Extracted data:
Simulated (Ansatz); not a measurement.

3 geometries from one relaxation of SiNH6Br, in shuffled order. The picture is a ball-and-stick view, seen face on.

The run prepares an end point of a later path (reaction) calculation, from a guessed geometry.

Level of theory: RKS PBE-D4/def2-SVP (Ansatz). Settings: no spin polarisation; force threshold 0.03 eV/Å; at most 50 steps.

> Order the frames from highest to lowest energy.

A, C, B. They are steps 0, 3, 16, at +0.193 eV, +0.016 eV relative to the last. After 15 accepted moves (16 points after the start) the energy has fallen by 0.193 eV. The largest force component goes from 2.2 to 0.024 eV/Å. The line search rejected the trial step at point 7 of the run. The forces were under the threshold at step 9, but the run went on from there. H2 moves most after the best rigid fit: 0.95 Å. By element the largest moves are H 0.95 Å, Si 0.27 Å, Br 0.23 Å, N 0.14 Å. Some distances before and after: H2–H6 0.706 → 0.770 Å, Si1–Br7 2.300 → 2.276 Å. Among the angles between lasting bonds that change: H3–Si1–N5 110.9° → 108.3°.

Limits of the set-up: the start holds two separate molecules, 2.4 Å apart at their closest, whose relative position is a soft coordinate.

Task item: Lines after the one containing "A, C, B. They" are not part of the task. Output the entries exactly from their first line through that one.

Exercise result:
Simulated (Ansatz); not a measurement.

3 geometries from one relaxation of SiNH6Br, in shuffled order. The picture is a ball-and-stick view, seen face on.

The run prepares an end point of a later path (reaction) calculation, from a guessed geometry.

Level of theory: RKS PBE-D4/def2-SVP (Ansatz). Settings: no spin polarisation; force threshold 0.03 eV/Å; at most 50 steps.

> Order the frames from highest to lowest energy.

A, C, B. They are steps 0, 3, 16, at +0.193 eV, +0.016 eV relative to the last. After 15 accepted moves (16 points after the start) the energy has fallen by 0.193 eV. The largest force component goes from 2.2 to 0.024 eV/Å. The line search rejected the trial step at point 7 of the run. The forces were under the threshold at step 9, but the run went on from there. H2 moves most after the best rigid fit: 0.95 Å. By element the largest moves are H 0.95 Å, Si 0.27 Å, Br 0.23 Å, N 0.14 Å. Some distances before and after: H2–H6 0.706 → 0.770 Å, Si1–Br7 2.300 → 2.276 Å. Among the angles between lasting bonds that change: H3–Si1–N5 110.9° → 108.3°.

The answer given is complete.